» Work order
Write out again the entries from the first line to the line that includes "Ansatz 0.2.0 |", keeping both of those lines.

» Dataset extract
= = = = = = =

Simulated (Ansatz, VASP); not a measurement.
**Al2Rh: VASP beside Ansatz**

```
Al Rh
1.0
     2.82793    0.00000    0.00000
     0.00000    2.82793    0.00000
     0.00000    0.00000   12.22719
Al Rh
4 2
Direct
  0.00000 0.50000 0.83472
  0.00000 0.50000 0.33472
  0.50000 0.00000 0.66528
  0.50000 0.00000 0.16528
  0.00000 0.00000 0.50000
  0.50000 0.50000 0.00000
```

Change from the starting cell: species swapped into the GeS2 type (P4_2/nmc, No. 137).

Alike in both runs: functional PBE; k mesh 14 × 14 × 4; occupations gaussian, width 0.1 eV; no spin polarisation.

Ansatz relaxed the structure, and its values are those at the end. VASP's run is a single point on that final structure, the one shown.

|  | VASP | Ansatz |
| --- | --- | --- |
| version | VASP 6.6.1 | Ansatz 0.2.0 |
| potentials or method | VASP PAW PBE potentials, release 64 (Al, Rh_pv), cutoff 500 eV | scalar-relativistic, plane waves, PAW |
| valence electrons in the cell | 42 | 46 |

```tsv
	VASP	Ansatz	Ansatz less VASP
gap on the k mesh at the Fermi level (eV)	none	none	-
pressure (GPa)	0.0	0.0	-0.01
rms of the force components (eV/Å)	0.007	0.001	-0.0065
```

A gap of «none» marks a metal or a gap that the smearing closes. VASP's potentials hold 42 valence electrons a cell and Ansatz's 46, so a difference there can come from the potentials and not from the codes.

= = = = = = =

» Expected answer
Simulated (Ansatz, VASP); not a measurement.
**Al2Rh: VASP beside Ansatz**

```
Al Rh
1.0
     2.82793    0.00000    0.00000
     0.00000    2.82793    0.00000
     0.00000    0.00000   12.22719
Al Rh
4 2
Direct
  0.00000 0.50000 0.83472
  0.00000 0.50000 0.33472
  0.50000 0.00000 0.66528
  0.50000 0.00000 0.16528
  0.00000 0.00000 0.50000
  0.50000 0.50000 0.00000
```

Change from the starting cell: species swapped into the GeS2 type (P4_2/nmc, No. 137).

Alike in both runs: functional PBE; k mesh 14 × 14 × 4; occupations gaussian, width 0.1 eV; no spin polarisation.

Ansatz relaxed the structure, and its values are those at the end. VASP's run is a single point on that final structure, the one shown.

|  | VASP | Ansatz |
| --- | --- | --- |
| version | VASP 6.6.1 | Ansatz 0.2.0 |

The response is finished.